## RECORD EXCERPTS
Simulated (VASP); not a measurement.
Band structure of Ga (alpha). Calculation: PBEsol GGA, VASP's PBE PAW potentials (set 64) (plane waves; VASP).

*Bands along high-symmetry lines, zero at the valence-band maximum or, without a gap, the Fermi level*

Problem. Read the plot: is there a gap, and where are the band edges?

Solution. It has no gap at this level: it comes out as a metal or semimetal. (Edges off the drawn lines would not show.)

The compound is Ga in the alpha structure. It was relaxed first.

## ASSIGNED TASK
In the records above, find the line with "the Fermi level*"; write out exactly that line and each one after it, stopping after the line with "Solution. It has".

## TASK ANSWER
*Bands along high-symmetry lines, zero at the valence-band maximum or, without a gap, the Fermi level*

Problem. Read the plot: is there a gap, and where are the band edges?

Solution. It has no gap at this level: it comes out as a metal or semimetal. (Edges off the drawn lines would not show.)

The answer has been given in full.